────────

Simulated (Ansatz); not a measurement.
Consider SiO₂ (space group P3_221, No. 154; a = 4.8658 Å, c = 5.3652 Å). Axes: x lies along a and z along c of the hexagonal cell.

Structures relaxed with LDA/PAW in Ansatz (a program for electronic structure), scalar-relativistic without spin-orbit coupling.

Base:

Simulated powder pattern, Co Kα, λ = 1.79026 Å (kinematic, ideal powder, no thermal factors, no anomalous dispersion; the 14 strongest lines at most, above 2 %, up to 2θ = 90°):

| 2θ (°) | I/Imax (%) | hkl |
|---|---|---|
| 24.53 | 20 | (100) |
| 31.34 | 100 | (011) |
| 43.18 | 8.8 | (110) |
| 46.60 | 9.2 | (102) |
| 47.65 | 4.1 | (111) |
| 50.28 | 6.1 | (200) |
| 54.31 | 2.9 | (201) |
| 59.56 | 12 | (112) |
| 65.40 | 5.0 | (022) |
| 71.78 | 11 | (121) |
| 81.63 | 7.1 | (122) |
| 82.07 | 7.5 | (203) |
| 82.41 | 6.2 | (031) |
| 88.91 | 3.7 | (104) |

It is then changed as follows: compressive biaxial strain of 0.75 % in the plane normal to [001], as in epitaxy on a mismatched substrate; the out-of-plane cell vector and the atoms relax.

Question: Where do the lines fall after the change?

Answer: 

────────

__BRIEF__. The required output is the exact run of lines from the beginning of the records to the line with "3.7 | (104) |", that line included.

__TASK ANSWER__.
Simulated (Ansatz); not a measurement.
Consider SiO₂ (space group P3_221, No. 154; a = 4.8658 Å, c = 5.3652 Å). Axes: x lies along a and z along c of the hexagonal cell.

Structures relaxed with LDA/PAW in Ansatz (a program for electronic structure), scalar-relativistic without spin-orbit coupling.

Base:

Simulated powder pattern, Co Kα, λ = 1.79026 Å (kinematic, ideal powder, no thermal factors, no anomalous dispersion; the 14 strongest lines at most, above 2 %, up to 2θ = 90°):

| 2θ (°) | I/Imax (%) | hkl |
|---|---|---|
| 24.53 | 20 | (100) |
| 31.34 | 100 | (011) |
| 43.18 | 8.8 | (110) |
| 46.60 | 9.2 | (102) |
| 47.65 | 4.1 | (111) |
| 50.28 | 6.1 | (200) |
| 54.31 | 2.9 | (201) |
| 59.56 | 12 | (112) |
| 65.40 | 5.0 | (022) |
| 71.78 | 11 | (121) |
| 81.63 | 7.1 | (122) |
| 82.07 | 7.5 | (203) |
| 82.41 | 6.2 | (031) |
| 88.91 | 3.7 | (104) |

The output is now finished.